_Dataset records_
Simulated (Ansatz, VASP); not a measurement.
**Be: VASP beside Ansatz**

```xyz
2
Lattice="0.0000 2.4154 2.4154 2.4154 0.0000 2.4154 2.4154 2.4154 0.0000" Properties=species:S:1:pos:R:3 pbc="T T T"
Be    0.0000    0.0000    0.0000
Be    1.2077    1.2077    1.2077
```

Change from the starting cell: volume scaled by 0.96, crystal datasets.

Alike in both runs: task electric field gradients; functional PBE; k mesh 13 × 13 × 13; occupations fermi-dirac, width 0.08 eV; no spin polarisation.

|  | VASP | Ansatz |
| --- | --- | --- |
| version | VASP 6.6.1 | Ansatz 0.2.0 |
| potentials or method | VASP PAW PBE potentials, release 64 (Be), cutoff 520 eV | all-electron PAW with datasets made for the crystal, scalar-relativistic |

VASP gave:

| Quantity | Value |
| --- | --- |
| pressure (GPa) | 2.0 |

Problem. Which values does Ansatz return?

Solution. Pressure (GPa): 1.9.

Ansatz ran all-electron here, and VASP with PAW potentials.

_Work order_
From the data above, output only the lines between the line containing "(GPa) | 2.0 |" and the line containing "Solution. Pressure (GPa): 1.9.", inclusive, exactly as written.

_Answer space_
| pressure (GPa) | 2.0 |

Problem. Which values does Ansatz return?

Solution. Pressure (GPa): 1.9.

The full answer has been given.